### Requirement
Copy out all the entries below, word for word.

### Source material
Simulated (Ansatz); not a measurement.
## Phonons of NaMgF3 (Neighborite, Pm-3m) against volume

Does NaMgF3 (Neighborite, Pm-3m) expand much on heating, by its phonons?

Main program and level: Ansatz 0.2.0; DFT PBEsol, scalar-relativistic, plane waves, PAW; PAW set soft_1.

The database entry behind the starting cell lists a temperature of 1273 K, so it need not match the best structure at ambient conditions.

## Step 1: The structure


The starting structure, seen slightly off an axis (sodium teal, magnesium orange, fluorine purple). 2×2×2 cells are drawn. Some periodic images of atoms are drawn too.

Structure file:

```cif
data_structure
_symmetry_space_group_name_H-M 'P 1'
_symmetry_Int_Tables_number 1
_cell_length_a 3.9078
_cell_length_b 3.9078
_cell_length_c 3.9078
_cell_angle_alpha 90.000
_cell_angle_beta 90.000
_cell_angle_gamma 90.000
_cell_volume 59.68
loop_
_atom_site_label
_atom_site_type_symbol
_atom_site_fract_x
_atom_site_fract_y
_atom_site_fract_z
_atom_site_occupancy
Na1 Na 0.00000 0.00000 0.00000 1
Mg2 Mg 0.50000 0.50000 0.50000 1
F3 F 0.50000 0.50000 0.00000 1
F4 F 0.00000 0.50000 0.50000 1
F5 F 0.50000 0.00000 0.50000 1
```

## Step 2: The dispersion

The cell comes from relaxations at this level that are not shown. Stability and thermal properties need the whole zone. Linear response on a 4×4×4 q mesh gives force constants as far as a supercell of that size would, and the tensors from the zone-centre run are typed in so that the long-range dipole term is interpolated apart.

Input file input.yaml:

### Exercise result
Simulated (Ansatz); not a measurement.
## Phonons of NaMgF3 (Neighborite, Pm-3m) against volume

Does NaMgF3 (Neighborite, Pm-3m) expand much on heating, by its phonons?

Main program and level: Ansatz 0.2.0; DFT PBEsol, scalar-relativistic, plane waves, PAW; PAW set soft_1.

The database entry behind the starting cell lists a temperature of 1273 K, so it need not match the best structure at ambient conditions.

## Step 1: The structure


The starting structure, seen slightly off an axis (sodium teal, magnesium orange, fluorine purple). 2×2×2 cells are drawn. Some periodic images of atoms are drawn too.

Structure file:

```cif
data_structure
_symmetry_space_group_name_H-M 'P 1'
_symmetry_Int_Tables_number 1
_cell_length_a 3.9078
_cell_length_b 3.9078
_cell_length_c 3.9078
_cell_angle_alpha 90.000
_cell_angle_beta 90.000
_cell_angle_gamma 90.000
_cell_volume 59.68
loop_
_atom_site_label
_atom_site_type_symbol
_atom_site_fract_x
_atom_site_fract_y
_atom_site_fract_z
_atom_site_occupancy
Na1 Na 0.00000 0.00000 0.00000 1
Mg2 Mg 0.50000 0.50000 0.50000 1
F3 F 0.50000 0.50000 0.00000 1
F4 F 0.00000 0.50000 0.50000 1
F5 F 0.50000 0.00000 0.50000 1
```

## Step 2: The dispersion

The cell comes from relaxations at this level that are not shown. Stability and thermal properties need the whole zone. Linear response on a 4×4×4 q mesh gives force constants as far as a supercell of that size would, and the tensors from the zone-centre run are typed in so that the long-range dipole term is interpolated apart.

Input file input.yaml:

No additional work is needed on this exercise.